Extracted data
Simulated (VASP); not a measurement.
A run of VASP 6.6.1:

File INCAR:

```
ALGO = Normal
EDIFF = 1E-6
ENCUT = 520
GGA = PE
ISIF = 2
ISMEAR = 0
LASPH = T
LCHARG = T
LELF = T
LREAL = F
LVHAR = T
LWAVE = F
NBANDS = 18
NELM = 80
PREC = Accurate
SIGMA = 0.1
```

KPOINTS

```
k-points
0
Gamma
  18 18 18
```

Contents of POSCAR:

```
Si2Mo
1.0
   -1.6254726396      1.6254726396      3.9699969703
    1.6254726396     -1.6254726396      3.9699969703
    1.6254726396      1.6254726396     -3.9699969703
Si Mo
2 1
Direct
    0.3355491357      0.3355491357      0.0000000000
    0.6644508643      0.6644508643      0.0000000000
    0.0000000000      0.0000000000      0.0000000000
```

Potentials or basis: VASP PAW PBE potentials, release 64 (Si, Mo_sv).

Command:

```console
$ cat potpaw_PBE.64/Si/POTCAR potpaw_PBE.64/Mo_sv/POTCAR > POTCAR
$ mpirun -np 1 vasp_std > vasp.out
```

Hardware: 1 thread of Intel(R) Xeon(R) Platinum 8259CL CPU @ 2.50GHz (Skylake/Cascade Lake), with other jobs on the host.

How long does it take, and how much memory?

Work request
Print the material once more, exactly.

Result
Simulated (VASP); not a measurement.
A run of VASP 6.6.1:

File INCAR:

```
ALGO = Normal
EDIFF = 1E-6
ENCUT = 520
GGA = PE
ISIF = 2
ISMEAR = 0
LASPH = T
LCHARG = T
LELF = T
LREAL = F
LVHAR = T
LWAVE = F
NBANDS = 18
NELM = 80
PREC = Accurate
SIGMA = 0.1
```

KPOINTS

```
k-points
0
Gamma
  18 18 18
```

Contents of POSCAR:

```
Si2Mo
1.0
   -1.6254726396      1.6254726396      3.9699969703
    1.6254726396     -1.6254726396      3.9699969703
    1.6254726396      1.6254726396     -3.9699969703
Si Mo
2 1
Direct
    0.3355491357      0.3355491357      0.0000000000
    0.6644508643      0.6644508643      0.0000000000
    0.0000000000      0.0000000000      0.0000000000
```

Potentials or basis: VASP PAW PBE potentials, release 64 (Si, Mo_sv).

Command:

```console
$ cat potpaw_PBE.64/Si/POTCAR potpaw_PBE.64/Mo_sv/POTCAR > POTCAR
$ mpirun -np 1 vasp_std > vasp.out
```

Hardware: 1 thread of Intel(R) Xeon(R) Platinum 8259CL CPU @ 2.50GHz (Skylake/Cascade Lake), with other jobs on the host.

How long does it take, and how much memory?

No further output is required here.